== Brief ==
Instruction for the entries that follow: retype exactly the lines from the line with "Question: Which values does VASP return?" to the line with "Answer: gap on", both included, and omit all others.

== Information provided ==
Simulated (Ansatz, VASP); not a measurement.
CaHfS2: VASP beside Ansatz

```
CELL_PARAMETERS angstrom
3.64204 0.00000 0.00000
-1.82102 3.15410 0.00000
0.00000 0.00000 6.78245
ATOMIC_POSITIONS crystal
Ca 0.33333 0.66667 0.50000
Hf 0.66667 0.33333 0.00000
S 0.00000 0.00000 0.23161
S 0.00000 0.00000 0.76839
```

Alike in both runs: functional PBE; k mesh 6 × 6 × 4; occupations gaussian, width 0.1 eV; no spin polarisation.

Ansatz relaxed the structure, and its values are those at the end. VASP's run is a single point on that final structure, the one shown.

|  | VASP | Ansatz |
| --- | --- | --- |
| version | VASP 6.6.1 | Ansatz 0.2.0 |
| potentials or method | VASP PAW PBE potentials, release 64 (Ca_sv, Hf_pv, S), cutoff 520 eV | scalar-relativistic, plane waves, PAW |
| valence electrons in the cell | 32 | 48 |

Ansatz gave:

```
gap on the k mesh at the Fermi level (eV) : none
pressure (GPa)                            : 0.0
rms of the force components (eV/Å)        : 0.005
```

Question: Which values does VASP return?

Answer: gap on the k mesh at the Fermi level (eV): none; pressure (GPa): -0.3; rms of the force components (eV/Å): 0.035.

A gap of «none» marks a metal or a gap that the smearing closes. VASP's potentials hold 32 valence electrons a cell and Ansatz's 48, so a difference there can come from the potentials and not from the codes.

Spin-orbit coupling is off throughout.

== Solution ==
Question: Which values does VASP return?

Answer: gap on the k mesh at the Fermi level (eV): none; pressure (GPa): -0.3; rms of the force components (eV/Å): 0.035.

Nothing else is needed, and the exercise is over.